**Task item**
Restate the opening lines of the material below word for word, stopping after the line that contains "Wall time 23".

────────────────────────────────────────
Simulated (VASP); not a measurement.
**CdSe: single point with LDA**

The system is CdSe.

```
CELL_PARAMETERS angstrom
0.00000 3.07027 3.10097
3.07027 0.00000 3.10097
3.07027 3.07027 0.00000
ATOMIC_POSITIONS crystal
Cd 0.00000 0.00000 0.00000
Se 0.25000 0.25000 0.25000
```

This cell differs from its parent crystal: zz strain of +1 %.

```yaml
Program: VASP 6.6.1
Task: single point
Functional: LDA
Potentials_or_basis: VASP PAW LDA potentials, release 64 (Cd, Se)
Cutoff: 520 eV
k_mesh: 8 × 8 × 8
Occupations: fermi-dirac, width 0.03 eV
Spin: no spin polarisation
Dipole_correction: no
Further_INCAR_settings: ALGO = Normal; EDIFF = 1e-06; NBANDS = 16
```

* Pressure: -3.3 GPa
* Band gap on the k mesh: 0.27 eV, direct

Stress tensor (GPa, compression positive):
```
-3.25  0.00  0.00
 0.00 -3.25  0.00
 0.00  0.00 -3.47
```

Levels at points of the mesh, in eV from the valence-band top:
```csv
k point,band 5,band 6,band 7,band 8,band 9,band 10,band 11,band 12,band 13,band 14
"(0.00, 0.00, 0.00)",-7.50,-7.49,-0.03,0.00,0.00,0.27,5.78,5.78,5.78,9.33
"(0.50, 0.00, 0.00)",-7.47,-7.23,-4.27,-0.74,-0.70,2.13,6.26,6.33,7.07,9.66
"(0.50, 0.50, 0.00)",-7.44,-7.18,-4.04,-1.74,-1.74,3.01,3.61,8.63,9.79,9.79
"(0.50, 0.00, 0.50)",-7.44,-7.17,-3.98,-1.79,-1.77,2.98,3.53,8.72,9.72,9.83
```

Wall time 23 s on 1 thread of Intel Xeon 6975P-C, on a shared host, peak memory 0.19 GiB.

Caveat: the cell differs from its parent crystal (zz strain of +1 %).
────────────────────────────────────────

**Your solution**
Simulated (VASP); not a measurement.
**CdSe: single point with LDA**

The system is CdSe.

```
CELL_PARAMETERS angstrom
0.00000 3.07027 3.10097
3.07027 0.00000 3.10097
3.07027 3.07027 0.00000
ATOMIC_POSITIONS crystal
Cd 0.00000 0.00000 0.00000
Se 0.25000 0.25000 0.25000
```

This cell differs from its parent crystal: zz strain of +1 %.

```yaml
Program: VASP 6.6.1
Task: single point
Functional: LDA
Potentials_or_basis: VASP PAW LDA potentials, release 64 (Cd, Se)
Cutoff: 520 eV
k_mesh: 8 × 8 × 8
Occupations: fermi-dirac, width 0.03 eV
Spin: no spin polarisation
Dipole_correction: no
Further_INCAR_settings: ALGO = Normal; EDIFF = 1e-06; NBANDS = 16
```

* Pressure: -3.3 GPa
* Band gap on the k mesh: 0.27 eV, direct

Stress tensor (GPa, compression positive):
```
-3.25  0.00  0.00
 0.00 -3.25  0.00
 0.00  0.00 -3.47
```

Levels at points of the mesh, in eV from the valence-band top:
```csv
k point,band 5,band 6,band 7,band 8,band 9,band 10,band 11,band 12,band 13,band 14
"(0.00, 0.00, 0.00)",-7.50,-7.49,-0.03,0.00,0.00,0.27,5.78,5.78,5.78,9.33
"(0.50, 0.00, 0.00)",-7.47,-7.23,-4.27,-0.74,-0.70,2.13,6.26,6.33,7.07,9.66
"(0.50, 0.50, 0.00)",-7.44,-7.18,-4.04,-1.74,-1.74,3.01,3.61,8.63,9.79,9.79
"(0.50, 0.00, 0.50)",-7.44,-7.17,-3.98,-1.79,-1.77,2.98,3.53,8.72,9.72,9.83
```

Wall time 23 s on 1 thread of Intel Xeon 6975P-C, on a shared host, peak memory 0.19 GiB.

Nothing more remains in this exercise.